◆ Data for review ◆
╔══

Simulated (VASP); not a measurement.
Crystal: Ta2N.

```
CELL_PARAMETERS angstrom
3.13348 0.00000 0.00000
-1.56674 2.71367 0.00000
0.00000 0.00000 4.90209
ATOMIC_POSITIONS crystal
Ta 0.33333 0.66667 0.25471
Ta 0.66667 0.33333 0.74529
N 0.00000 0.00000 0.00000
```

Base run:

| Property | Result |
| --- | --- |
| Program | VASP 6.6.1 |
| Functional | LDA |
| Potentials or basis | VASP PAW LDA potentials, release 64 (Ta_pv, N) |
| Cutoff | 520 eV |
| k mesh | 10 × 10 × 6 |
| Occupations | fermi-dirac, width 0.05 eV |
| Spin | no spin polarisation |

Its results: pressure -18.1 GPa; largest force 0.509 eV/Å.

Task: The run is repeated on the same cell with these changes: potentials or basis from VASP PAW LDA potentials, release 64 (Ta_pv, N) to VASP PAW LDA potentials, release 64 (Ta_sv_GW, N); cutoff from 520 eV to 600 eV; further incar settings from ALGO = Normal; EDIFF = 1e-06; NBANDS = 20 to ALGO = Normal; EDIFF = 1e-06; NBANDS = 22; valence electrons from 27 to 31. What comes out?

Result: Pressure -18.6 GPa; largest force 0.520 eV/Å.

╚══

◆ Requirement ◆
With nothing added or dropped, write out every entry.

◆ Task output ◆
Simulated (VASP); not a measurement.
Crystal: Ta2N.

```
CELL_PARAMETERS angstrom
3.13348 0.00000 0.00000
-1.56674 2.71367 0.00000
0.00000 0.00000 4.90209
ATOMIC_POSITIONS crystal
Ta 0.33333 0.66667 0.25471
Ta 0.66667 0.33333 0.74529
N 0.00000 0.00000 0.00000
```

Base run:

| Property | Result |
| --- | --- |
| Program | VASP 6.6.1 |
| Functional | LDA |
| Potentials or basis | VASP PAW LDA potentials, release 64 (Ta_pv, N) |
| Cutoff | 520 eV |
| k mesh | 10 × 10 × 6 |
| Occupations | fermi-dirac, width 0.05 eV |
| Spin | no spin polarisation |

Its results: pressure -18.1 GPa; largest force 0.509 eV/Å.

Task: The run is repeated on the same cell with these changes: potentials or basis from VASP PAW LDA potentials, release 64 (Ta_pv, N) to VASP PAW LDA potentials, release 64 (Ta_sv_GW, N); cutoff from 520 eV to 600 eV; further incar settings from ALGO = Normal; EDIFF = 1e-06; NBANDS = 20 to ALGO = Normal; EDIFF = 1e-06; NBANDS = 22; valence electrons from 27 to 31. What comes out?

Result: Pressure -18.6 GPa; largest force 0.520 eV/Å.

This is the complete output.